== ACTION ITEM ==
The records below need to be printed in full. Keep each one exact.

== DATASET CONTENT ==
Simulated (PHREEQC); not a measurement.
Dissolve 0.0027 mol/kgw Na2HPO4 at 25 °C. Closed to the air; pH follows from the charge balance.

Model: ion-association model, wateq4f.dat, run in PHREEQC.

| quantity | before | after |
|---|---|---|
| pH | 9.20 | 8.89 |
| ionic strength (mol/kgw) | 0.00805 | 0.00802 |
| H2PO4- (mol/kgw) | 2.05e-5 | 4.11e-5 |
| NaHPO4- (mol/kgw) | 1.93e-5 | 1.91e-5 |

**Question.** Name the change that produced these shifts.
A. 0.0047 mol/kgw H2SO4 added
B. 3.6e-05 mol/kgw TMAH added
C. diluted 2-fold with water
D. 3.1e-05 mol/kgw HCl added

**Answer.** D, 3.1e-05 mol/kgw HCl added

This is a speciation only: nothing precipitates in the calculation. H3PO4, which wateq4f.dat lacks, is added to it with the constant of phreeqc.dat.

== WRITTEN REPLY ==
Simulated (PHREEQC); not a measurement.
Dissolve 0.0027 mol/kgw Na2HPO4 at 25 °C. Closed to the air; pH follows from the charge balance.

Model: ion-association model, wateq4f.dat, run in PHREEQC.

| quantity | before | after |
|---|---|---|
| pH | 9.20 | 8.89 |
| ionic strength (mol/kgw) | 0.00805 | 0.00802 |
| H2PO4- (mol/kgw) | 2.05e-5 | 4.11e-5 |
| NaHPO4- (mol/kgw) | 1.93e-5 | 1.91e-5 |

**Question.** Name the change that produced these shifts.
A. 0.0047 mol/kgw H2SO4 added
B. 3.6e-05 mol/kgw TMAH added
C. diluted 2-fold with water
D. 3.1e-05 mol/kgw HCl added

**Answer.** D, 3.1e-05 mol/kgw HCl added

This is a speciation only: nothing precipitates in the calculation. H3PO4, which wateq4f.dat lacks, is added to it with the constant of phreeqc.dat.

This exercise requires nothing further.